Copy out the entries that follow. Leave none out.

*** Raw data Section Begins ***

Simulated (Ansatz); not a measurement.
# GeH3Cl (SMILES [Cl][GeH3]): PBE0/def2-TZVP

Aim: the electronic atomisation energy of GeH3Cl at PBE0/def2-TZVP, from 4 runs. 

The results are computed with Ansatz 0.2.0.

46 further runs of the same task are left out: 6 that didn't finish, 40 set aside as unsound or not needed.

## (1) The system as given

*** Raw data Section Ends ***

• Reply:
Simulated (Ansatz); not a measurement.
# GeH3Cl (SMILES [Cl][GeH3]): PBE0/def2-TZVP

Aim: the electronic atomisation energy of GeH3Cl at PBE0/def2-TZVP, from 4 runs. 

The results are computed with Ansatz 0.2.0.

46 further runs of the same task are left out: 6 that didn't finish, 40 set aside as unsound or not needed.

## (1) The system as given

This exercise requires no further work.